> [Required action] Retype the records below from their first line through the line containing "Hardware: 1 thread", and include nothing else.

> [Source data]
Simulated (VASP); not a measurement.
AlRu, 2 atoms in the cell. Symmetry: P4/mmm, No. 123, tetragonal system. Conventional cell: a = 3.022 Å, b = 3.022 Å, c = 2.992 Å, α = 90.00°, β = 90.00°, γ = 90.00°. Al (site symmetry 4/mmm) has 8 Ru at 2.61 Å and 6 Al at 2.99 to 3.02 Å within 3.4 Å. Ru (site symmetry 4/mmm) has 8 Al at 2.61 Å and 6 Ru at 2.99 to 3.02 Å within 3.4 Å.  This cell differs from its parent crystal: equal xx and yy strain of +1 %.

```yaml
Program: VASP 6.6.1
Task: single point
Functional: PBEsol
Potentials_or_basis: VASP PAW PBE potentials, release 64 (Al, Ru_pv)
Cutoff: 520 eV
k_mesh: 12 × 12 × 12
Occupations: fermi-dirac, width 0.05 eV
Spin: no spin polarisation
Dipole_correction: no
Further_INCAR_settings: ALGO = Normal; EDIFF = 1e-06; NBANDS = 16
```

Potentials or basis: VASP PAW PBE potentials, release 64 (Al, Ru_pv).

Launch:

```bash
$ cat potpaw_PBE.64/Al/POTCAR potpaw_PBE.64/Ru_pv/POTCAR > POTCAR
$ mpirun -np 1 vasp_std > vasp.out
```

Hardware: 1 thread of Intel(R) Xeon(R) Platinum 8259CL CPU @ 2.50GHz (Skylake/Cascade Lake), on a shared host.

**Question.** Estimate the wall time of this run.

> [Response]
Simulated (VASP); not a measurement.
AlRu, 2 atoms in the cell. Symmetry: P4/mmm, No. 123, tetragonal system. Conventional cell: a = 3.022 Å, b = 3.022 Å, c = 2.992 Å, α = 90.00°, β = 90.00°, γ = 90.00°. Al (site symmetry 4/mmm) has 8 Ru at 2.61 Å and 6 Al at 2.99 to 3.02 Å within 3.4 Å. Ru (site symmetry 4/mmm) has 8 Al at 2.61 Å and 6 Ru at 2.99 to 3.02 Å within 3.4 Å.  This cell differs from its parent crystal: equal xx and yy strain of +1 %.

```yaml
Program: VASP 6.6.1
Task: single point
Functional: PBEsol
Potentials_or_basis: VASP PAW PBE potentials, release 64 (Al, Ru_pv)
Cutoff: 520 eV
k_mesh: 12 × 12 × 12
Occupations: fermi-dirac, width 0.05 eV
Spin: no spin polarisation
Dipole_correction: no
Further_INCAR_settings: ALGO = Normal; EDIFF = 1e-06; NBANDS = 16
```

Potentials or basis: VASP PAW PBE potentials, release 64 (Al, Ru_pv).

Launch:

```bash
$ cat potpaw_PBE.64/Al/POTCAR potpaw_PBE.64/Ru_pv/POTCAR > POTCAR
$ mpirun -np 1 vasp_std > vasp.out
```

Hardware: 1 thread of Intel(R) Xeon(R) Platinum 8259CL CPU @ 2.50GHz (Skylake/Cascade Lake), on a shared host.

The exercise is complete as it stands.